● Activity
Make an exact copy of the entries below.

● Information given
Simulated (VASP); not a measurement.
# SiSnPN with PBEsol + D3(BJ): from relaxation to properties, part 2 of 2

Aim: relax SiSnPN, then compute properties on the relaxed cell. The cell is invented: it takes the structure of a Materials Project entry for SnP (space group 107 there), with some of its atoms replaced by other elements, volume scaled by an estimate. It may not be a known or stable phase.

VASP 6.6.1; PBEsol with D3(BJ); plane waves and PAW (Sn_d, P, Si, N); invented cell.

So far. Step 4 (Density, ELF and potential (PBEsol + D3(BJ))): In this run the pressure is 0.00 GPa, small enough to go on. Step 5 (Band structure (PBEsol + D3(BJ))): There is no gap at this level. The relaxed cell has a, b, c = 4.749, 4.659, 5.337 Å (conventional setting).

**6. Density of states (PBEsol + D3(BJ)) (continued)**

● Answer box
Simulated (VASP); not a measurement.
# SiSnPN with PBEsol + D3(BJ): from relaxation to properties, part 2 of 2

Aim: relax SiSnPN, then compute properties on the relaxed cell. The cell is invented: it takes the structure of a Materials Project entry for SnP (space group 107 there), with some of its atoms replaced by other elements, volume scaled by an estimate. It may not be a known or stable phase.

VASP 6.6.1; PBEsol with D3(BJ); plane waves and PAW (Sn_d, P, Si, N); invented cell.

So far. Step 4 (Density, ELF and potential (PBEsol + D3(BJ))): In this run the pressure is 0.00 GPa, small enough to go on. Step 5 (Band structure (PBEsol + D3(BJ))): There is no gap at this level. The relaxed cell has a, b, c = 4.749, 4.659, 5.337 Å (conventional setting).

**6. Density of states (PBEsol + D3(BJ)) (continued)**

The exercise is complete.